**ASSIGNMENT:** In your answer, reproduce exactly the lines from the beginning of the listing below through the one containing "Shapes, held fixed", and only those lines.

EXTRACTED RECORDS section start

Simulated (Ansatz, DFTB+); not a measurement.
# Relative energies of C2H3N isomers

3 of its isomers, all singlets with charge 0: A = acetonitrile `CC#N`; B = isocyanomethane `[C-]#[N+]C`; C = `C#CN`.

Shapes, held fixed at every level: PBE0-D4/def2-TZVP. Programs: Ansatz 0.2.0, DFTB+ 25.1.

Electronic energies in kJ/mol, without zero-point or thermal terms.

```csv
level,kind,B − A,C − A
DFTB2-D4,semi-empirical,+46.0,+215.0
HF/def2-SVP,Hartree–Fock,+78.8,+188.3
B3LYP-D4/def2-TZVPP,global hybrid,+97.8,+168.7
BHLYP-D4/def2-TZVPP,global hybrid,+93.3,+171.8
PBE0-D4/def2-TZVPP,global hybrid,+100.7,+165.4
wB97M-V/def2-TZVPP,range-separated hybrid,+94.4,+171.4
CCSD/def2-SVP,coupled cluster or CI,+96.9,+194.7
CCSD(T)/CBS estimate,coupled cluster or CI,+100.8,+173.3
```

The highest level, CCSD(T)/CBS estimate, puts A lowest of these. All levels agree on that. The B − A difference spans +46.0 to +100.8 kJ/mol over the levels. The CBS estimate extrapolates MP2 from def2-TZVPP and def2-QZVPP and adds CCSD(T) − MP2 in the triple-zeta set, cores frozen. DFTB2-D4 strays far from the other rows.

EXTRACTED RECORDS section end

**RESULT:**
Simulated (Ansatz, DFTB+); not a measurement.
# Relative energies of C2H3N isomers

3 of its isomers, all singlets with charge 0: A = acetonitrile `CC#N`; B = isocyanomethane `[C-]#[N+]C`; C = `C#CN`.

Shapes, held fixed at every level: PBE0-D4/def2-TZVP. Programs: Ansatz 0.2.0, DFTB+ 25.1.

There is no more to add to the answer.